• [BRIEF]: Verbatim, and with nothing else, reproduce the data below from its first line through the line containing "did it gain?**".

• [AVAILABLE DATA]:
..........

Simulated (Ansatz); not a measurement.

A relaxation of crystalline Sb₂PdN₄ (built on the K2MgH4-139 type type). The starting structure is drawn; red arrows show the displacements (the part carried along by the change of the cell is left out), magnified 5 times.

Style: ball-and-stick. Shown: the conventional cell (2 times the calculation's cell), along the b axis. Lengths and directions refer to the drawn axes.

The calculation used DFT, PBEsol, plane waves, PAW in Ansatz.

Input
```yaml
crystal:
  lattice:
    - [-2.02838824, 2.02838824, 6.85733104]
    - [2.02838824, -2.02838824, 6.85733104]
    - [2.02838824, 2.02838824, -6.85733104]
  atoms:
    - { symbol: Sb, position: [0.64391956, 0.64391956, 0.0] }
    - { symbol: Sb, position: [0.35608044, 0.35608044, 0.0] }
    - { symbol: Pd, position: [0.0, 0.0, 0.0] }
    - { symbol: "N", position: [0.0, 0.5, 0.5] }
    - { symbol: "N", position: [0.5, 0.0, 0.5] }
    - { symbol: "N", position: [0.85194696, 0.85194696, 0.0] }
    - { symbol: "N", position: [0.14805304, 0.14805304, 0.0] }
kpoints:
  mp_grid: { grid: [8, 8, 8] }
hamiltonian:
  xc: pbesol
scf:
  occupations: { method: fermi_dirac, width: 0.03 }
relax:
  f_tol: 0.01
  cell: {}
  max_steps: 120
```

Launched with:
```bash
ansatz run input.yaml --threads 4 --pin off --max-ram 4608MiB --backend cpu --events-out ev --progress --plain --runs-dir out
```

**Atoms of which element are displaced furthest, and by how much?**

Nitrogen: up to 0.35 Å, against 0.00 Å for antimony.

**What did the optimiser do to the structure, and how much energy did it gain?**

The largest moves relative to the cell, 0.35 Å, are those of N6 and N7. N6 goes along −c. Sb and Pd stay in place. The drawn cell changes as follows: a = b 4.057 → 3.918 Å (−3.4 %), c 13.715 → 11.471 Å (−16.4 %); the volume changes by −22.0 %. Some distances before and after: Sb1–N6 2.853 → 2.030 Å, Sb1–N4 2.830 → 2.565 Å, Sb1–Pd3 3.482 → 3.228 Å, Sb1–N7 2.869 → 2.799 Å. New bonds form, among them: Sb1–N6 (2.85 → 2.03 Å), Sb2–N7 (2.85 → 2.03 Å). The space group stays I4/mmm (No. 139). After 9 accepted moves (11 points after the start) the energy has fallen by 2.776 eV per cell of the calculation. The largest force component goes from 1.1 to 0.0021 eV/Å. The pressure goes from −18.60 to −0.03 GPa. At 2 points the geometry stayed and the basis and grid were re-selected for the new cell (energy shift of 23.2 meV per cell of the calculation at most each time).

..........

• [WORKED SOLUTION]:
Simulated (Ansatz); not a measurement.

A relaxation of crystalline Sb₂PdN₄ (built on the K2MgH4-139 type type). The starting structure is drawn; red arrows show the displacements (the part carried along by the change of the cell is left out), magnified 5 times.

Style: ball-and-stick. Shown: the conventional cell (2 times the calculation's cell), along the b axis. Lengths and directions refer to the drawn axes.

The calculation used DFT, PBEsol, plane waves, PAW in Ansatz.

Input
```yaml
crystal:
  lattice:
    - [-2.02838824, 2.02838824, 6.85733104]
    - [2.02838824, -2.02838824, 6.85733104]
    - [2.02838824, 2.02838824, -6.85733104]
  atoms:
    - { symbol: Sb, position: [0.64391956, 0.64391956, 0.0] }
    - { symbol: Sb, position: [0.35608044, 0.35608044, 0.0] }
    - { symbol: Pd, position: [0.0, 0.0, 0.0] }
    - { symbol: "N", position: [0.0, 0.5, 0.5] }
    - { symbol: "N", position: [0.5, 0.0, 0.5] }
    - { symbol: "N", position: [0.85194696, 0.85194696, 0.0] }
    - { symbol: "N", position: [0.14805304, 0.14805304, 0.0] }
kpoints:
  mp_grid: { grid: [8, 8, 8] }
hamiltonian:
  xc: pbesol
scf:
  occupations: { method: fermi_dirac, width: 0.03 }
relax:
  f_tol: 0.01
  cell: {}
  max_steps: 120
```

Launched with:
```bash
ansatz run input.yaml --threads 4 --pin off --max-ram 4608MiB --backend cpu --events-out ev --progress --plain --runs-dir out
```

**Atoms of which element are displaced furthest, and by how much?**

Nitrogen: up to 0.35 Å, against 0.00 Å for antimony.

**What did the optimiser do to the structure, and how much energy did it gain?**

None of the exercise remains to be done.